/---

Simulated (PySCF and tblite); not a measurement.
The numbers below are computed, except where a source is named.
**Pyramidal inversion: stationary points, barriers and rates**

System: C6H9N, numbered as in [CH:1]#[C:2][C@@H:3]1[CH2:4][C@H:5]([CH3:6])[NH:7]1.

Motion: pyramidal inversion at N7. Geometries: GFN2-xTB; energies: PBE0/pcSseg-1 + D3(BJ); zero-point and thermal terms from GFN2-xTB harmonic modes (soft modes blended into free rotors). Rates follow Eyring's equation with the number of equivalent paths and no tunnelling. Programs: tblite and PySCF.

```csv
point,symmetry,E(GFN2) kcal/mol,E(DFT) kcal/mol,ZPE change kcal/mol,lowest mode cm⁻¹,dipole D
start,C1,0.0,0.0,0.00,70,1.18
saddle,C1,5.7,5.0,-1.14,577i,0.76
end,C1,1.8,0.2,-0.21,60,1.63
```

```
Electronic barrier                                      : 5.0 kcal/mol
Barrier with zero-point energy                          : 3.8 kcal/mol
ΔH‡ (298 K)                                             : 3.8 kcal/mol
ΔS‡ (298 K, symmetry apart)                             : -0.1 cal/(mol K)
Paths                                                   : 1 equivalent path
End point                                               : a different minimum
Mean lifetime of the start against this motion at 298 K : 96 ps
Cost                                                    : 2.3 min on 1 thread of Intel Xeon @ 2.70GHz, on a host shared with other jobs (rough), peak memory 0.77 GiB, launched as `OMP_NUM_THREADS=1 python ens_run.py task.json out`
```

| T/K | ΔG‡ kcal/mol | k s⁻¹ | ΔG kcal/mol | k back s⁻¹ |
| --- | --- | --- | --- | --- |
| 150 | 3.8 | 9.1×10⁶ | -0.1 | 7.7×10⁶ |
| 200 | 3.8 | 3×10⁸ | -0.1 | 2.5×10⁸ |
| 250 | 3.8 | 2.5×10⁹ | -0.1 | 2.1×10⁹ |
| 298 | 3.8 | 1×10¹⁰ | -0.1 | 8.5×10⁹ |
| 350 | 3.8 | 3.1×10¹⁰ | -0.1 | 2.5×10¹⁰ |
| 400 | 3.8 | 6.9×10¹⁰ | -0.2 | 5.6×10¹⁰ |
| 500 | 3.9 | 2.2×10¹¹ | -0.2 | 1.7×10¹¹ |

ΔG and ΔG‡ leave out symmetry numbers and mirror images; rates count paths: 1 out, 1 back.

\---

EXERCISE: Send back the lines of the records word for word, from the very first through the line containing "System: C6H9N, numbered".

RESULT:
Simulated (PySCF and tblite); not a measurement.
The numbers below are computed, except where a source is named.
**Pyramidal inversion: stationary points, barriers and rates**

System: C6H9N, numbered as in [CH:1]#[C:2][C@@H:3]1[CH2:4][C@H:5]([CH3:6])[NH:7]1.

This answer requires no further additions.